[[ RECORDED INFORMATION open ]]

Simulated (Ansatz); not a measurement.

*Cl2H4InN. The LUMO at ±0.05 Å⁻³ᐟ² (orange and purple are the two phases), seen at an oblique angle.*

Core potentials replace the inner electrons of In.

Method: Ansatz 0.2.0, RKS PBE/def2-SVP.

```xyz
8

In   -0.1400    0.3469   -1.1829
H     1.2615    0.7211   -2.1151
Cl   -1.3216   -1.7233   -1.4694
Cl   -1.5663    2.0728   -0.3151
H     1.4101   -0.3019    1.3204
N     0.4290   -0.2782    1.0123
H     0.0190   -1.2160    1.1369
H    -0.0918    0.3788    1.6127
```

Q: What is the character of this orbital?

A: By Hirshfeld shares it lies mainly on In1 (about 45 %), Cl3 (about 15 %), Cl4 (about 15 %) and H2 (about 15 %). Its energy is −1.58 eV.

[[ RECORDED INFORMATION closed ]]

• [WORK INSTRUCTION]
Write out exactly the lines above from the line with "Core potentials replace" through the line with "Q: What is the character of this orbital?", both of them included, and leave out all other lines.

• [EXPECTED ANSWER]
Core potentials replace the inner electrons of In.

Method: Ansatz 0.2.0, RKS PBE/def2-SVP.

```xyz
8

In   -0.1400    0.3469   -1.1829
H     1.2615    0.7211   -2.1151
Cl   -1.3216   -1.7233   -1.4694
Cl   -1.5663    2.0728   -0.3151
H     1.4101   -0.3019    1.3204
N     0.4290   -0.2782    1.0123
H     0.0190   -1.2160    1.1369
H    -0.0918    0.3788    1.6127
```

Q: What is the character of this orbital?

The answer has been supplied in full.